STUDY MATERIAL:
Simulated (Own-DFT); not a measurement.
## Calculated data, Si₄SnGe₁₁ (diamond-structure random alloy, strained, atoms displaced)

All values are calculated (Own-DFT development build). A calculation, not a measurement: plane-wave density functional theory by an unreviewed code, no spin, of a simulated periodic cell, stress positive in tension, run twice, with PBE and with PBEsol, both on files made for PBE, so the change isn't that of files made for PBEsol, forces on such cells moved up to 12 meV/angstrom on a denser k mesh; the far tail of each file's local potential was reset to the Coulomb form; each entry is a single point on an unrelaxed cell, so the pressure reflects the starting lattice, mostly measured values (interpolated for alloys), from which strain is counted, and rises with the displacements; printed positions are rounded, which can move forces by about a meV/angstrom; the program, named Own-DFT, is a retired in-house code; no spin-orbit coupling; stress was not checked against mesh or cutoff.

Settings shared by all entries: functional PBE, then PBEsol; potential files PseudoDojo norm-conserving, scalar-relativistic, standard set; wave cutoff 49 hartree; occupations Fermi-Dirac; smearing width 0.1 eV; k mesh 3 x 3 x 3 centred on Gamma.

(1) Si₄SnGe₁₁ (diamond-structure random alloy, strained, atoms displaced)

ASSIGNED TASK: The answer is the lines above between the line holding "All values are" and the line holding "Settings shared by", inclusive, each written out exactly, and no others.

RESPONSE:
All values are calculated (Own-DFT development build). A calculation, not a measurement: plane-wave density functional theory by an unreviewed code, no spin, of a simulated periodic cell, stress positive in tension, run twice, with PBE and with PBEsol, both on files made for PBE, so the change isn't that of files made for PBEsol, forces on such cells moved up to 12 meV/angstrom on a denser k mesh; the far tail of each file's local potential was reset to the Coulomb form; each entry is a single point on an unrelaxed cell, so the pressure reflects the starting lattice, mostly measured values (interpolated for alloys), from which strain is counted, and rises with the displacements; printed positions are rounded, which can move forces by about a meV/angstrom; the program, named Own-DFT, is a retired in-house code; no spin-orbit coupling; stress was not checked against mesh or cutoff.

Settings shared by all entries: functional PBE, then PBEsol; potential files PseudoDojo norm-conserving, scalar-relativistic, standard set; wave cutoff 49 hartree; occupations Fermi-Dirac; smearing width 0.1 eV; k mesh 3 x 3 x 3 centred on Gamma.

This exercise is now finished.